Activity
Every line of the listing must be repeated in the answer without alteration.

· · · ·

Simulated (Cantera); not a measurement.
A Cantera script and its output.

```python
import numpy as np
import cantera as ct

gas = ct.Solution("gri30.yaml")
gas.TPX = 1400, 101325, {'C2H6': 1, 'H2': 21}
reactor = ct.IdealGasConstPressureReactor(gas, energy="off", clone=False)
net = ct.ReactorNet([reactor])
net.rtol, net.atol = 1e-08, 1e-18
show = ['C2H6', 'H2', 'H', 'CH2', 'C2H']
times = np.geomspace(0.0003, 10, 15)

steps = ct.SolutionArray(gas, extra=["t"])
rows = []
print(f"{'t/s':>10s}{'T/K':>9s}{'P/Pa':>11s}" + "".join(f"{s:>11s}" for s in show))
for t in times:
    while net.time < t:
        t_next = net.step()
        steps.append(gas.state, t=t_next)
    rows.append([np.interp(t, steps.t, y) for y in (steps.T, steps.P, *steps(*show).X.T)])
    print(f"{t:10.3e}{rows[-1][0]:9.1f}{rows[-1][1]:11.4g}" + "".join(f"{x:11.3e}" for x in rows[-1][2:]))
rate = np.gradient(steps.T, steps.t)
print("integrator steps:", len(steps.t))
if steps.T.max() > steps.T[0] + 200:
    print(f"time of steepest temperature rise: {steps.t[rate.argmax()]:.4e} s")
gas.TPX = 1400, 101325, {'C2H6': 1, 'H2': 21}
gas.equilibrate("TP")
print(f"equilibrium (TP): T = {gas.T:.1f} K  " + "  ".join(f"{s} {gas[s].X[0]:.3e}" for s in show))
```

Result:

· · · ·

Task output
Simulated (Cantera); not a measurement.
A Cantera script and its output.

```python
import numpy as np
import cantera as ct

gas = ct.Solution("gri30.yaml")
gas.TPX = 1400, 101325, {'C2H6': 1, 'H2': 21}
reactor = ct.IdealGasConstPressureReactor(gas, energy="off", clone=False)
net = ct.ReactorNet([reactor])
net.rtol, net.atol = 1e-08, 1e-18
show = ['C2H6', 'H2', 'H', 'CH2', 'C2H']
times = np.geomspace(0.0003, 10, 15)

steps = ct.SolutionArray(gas, extra=["t"])
rows = []
print(f"{'t/s':>10s}{'T/K':>9s}{'P/Pa':>11s}" + "".join(f"{s:>11s}" for s in show))
for t in times:
    while net.time < t:
        t_next = net.step()
        steps.append(gas.state, t=t_next)
    rows.append([np.interp(t, steps.t, y) for y in (steps.T, steps.P, *steps(*show).X.T)])
    print(f"{t:10.3e}{rows[-1][0]:9.1f}{rows[-1][1]:11.4g}" + "".join(f"{x:11.3e}" for x in rows[-1][2:]))
rate = np.gradient(steps.T, steps.t)
print("integrator steps:", len(steps.t))
if steps.T.max() > steps.T[0] + 200:
    print(f"time of steepest temperature rise: {steps.t[rate.argmax()]:.4e} s")
gas.TPX = 1400, 101325, {'C2H6': 1, 'H2': 21}
gas.equilibrate("TP")
print(f"equilibrium (TP): T = {gas.T:.1f} K  " + "  ".join(f"{s} {gas[s].X[0]:.3e}" for s in show))
```

Result:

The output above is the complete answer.